^^^^^^^^^^^^^^^^

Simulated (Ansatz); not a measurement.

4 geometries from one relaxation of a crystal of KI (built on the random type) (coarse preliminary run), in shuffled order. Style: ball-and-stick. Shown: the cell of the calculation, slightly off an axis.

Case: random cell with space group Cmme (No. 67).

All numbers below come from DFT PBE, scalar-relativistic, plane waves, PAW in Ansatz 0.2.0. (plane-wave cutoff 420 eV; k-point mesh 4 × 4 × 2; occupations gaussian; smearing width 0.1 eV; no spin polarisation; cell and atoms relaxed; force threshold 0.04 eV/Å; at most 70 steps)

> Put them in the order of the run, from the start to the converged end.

^^^^^^^^^^^^^^^^

■ WORK TASK ■
Output the entries above exactly, please, with nothing dropped.

■ TASK SOLUTION ■
Simulated (Ansatz); not a measurement.

4 geometries from one relaxation of a crystal of KI (built on the random type) (coarse preliminary run), in shuffled order. Style: ball-and-stick. Shown: the cell of the calculation, slightly off an axis.

Case: random cell with space group Cmme (No. 67).

All numbers below come from DFT PBE, scalar-relativistic, plane waves, PAW in Ansatz 0.2.0. (plane-wave cutoff 420 eV; k-point mesh 4 × 4 × 2; occupations gaussian; smearing width 0.1 eV; no spin polarisation; cell and atoms relaxed; force threshold 0.04 eV/Å; at most 70 steps)

> Put them in the order of the run, from the start to the converged end.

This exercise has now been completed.